Please return all the records exactly, with nothing left out.

*** Opening Raw data ***
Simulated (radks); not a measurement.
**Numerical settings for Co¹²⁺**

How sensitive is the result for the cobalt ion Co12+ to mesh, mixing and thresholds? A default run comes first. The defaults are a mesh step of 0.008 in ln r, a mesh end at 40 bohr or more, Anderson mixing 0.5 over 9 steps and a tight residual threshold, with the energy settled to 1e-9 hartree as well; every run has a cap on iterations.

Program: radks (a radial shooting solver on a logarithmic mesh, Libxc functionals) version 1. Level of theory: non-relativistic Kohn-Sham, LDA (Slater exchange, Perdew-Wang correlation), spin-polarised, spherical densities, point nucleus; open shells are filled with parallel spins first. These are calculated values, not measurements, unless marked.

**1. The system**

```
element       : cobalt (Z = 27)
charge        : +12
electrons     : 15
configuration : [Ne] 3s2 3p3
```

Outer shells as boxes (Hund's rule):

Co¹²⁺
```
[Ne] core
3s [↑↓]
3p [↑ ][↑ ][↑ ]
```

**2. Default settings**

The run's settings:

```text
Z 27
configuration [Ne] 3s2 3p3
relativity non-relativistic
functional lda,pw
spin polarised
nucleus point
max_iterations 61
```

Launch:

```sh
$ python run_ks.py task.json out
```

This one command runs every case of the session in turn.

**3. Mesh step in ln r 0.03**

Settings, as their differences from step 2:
*** Closing Raw data ***

- Response box -
Simulated (radks); not a measurement.
**Numerical settings for Co¹²⁺**

How sensitive is the result for the cobalt ion Co12+ to mesh, mixing and thresholds? A default run comes first. The defaults are a mesh step of 0.008 in ln r, a mesh end at 40 bohr or more, Anderson mixing 0.5 over 9 steps and a tight residual threshold, with the energy settled to 1e-9 hartree as well; every run has a cap on iterations.

Program: radks (a radial shooting solver on a logarithmic mesh, Libxc functionals) version 1. Level of theory: non-relativistic Kohn-Sham, LDA (Slater exchange, Perdew-Wang correlation), spin-polarised, spherical densities, point nucleus; open shells are filled with parallel spins first. These are calculated values, not measurements, unless marked.

**1. The system**

```
element       : cobalt (Z = 27)
charge        : +12
electrons     : 15
configuration : [Ne] 3s2 3p3
```

Outer shells as boxes (Hund's rule):

Co¹²⁺
```
[Ne] core
3s [↑↓]
3p [↑ ][↑ ][↑ ]
```

**2. Default settings**

The run's settings:

```text
Z 27
configuration [Ne] 3s2 3p3
relativity non-relativistic
functional lda,pw
spin polarised
nucleus point
max_iterations 61
```

Launch:

```sh
$ python run_ks.py task.json out
```

This one command runs every case of the session in turn.

**3. Mesh step in ln r 0.03**

Settings, as their differences from step 2:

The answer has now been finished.